•••
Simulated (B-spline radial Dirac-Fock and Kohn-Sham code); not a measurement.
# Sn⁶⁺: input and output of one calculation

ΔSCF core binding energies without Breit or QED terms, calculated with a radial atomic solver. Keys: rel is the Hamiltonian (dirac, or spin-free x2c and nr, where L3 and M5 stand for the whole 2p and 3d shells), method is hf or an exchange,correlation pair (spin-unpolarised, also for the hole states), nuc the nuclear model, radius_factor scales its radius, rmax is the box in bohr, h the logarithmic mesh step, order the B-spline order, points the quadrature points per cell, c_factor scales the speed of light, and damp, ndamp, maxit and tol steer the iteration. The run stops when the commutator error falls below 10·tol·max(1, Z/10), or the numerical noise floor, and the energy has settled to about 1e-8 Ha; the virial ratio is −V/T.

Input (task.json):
•••

§ WORK ORDER:
Return only the lines above that run from the opening line through the line containing "# Sn⁶⁺: input and output of one calculation", exactly as written.

§ ANSWER SPACE:
Simulated (B-spline radial Dirac-Fock and Kohn-Sham code); not a measurement.
# Sn⁶⁺: input and output of one calculation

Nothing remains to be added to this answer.